*** Opening Supplied data ***

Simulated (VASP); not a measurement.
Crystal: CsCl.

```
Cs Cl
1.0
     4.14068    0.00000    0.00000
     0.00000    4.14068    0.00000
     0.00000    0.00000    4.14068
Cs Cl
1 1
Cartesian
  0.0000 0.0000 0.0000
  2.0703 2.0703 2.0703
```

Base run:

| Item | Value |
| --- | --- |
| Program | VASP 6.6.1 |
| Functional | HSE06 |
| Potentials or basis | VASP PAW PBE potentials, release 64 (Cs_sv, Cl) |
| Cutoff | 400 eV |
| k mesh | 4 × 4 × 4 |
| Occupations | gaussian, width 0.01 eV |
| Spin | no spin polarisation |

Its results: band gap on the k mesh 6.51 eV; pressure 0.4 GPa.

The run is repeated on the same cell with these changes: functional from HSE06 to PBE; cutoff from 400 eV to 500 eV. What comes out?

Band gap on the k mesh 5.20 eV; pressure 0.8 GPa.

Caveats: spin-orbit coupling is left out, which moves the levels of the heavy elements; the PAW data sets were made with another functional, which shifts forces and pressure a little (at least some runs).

*** Closing Supplied data ***

▶ Assignment: Please give an exact copy of the entries above, from the line with "VASP 6.6.1 |" down to the line with "Band gap on the k mesh 5.20", inclusive, and nothing else.

▶ Exercise answer:
| Program | VASP 6.6.1 |
| Functional | HSE06 |
| Potentials or basis | VASP PAW PBE potentials, release 64 (Cs_sv, Cl) |
| Cutoff | 400 eV |
| k mesh | 4 × 4 × 4 |
| Occupations | gaussian, width 0.01 eV |
| Spin | no spin polarisation |

Its results: band gap on the k mesh 6.51 eV; pressure 0.4 GPa.

The run is repeated on the same cell with these changes: functional from HSE06 to PBE; cutoff from 400 eV to 500 eV. What comes out?

Band gap on the k mesh 5.20 eV; pressure 0.8 GPa.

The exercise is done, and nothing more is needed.